Brief -> Your reply should contain every record, restated word for word.

Excerpted records ->

▼▼▼

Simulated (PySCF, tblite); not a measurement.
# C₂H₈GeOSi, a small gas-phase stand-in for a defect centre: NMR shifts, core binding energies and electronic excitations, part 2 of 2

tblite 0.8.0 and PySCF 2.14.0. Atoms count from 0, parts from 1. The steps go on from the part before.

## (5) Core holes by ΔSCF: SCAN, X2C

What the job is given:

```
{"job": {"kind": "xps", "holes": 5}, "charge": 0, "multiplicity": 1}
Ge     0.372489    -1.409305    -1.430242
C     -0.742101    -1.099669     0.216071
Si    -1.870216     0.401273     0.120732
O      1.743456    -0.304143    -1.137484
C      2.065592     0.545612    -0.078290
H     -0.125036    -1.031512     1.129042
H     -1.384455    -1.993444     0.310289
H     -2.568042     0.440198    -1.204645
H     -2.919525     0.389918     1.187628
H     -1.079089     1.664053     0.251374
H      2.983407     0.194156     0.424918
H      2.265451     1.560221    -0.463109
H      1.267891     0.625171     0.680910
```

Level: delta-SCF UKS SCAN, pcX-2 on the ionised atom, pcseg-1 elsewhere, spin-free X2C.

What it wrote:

▲▲▲

Written answer ->
Simulated (PySCF, tblite); not a measurement.
# C₂H₈GeOSi, a small gas-phase stand-in for a defect centre: NMR shifts, core binding energies and electronic excitations, part 2 of 2

tblite 0.8.0 and PySCF 2.14.0. Atoms count from 0, parts from 1. The steps go on from the part before.

## (5) Core holes by ΔSCF: SCAN, X2C

What the job is given:

```
{"job": {"kind": "xps", "holes": 5}, "charge": 0, "multiplicity": 1}
Ge     0.372489    -1.409305    -1.430242
C     -0.742101    -1.099669     0.216071
Si    -1.870216     0.401273     0.120732
O      1.743456    -0.304143    -1.137484
C      2.065592     0.545612    -0.078290
H     -0.125036    -1.031512     1.129042
H     -1.384455    -1.993444     0.310289
H     -2.568042     0.440198    -1.204645
H     -2.919525     0.389918     1.187628
H     -1.079089     1.664053     0.251374
H      2.983407     0.194156     0.424918
H      2.265451     1.560221    -0.463109
H      1.267891     0.625171     0.680910
```

Level: delta-SCF UKS SCAN, pcX-2 on the ionised atom, pcseg-1 elsewhere, spin-free X2C.

What it wrote:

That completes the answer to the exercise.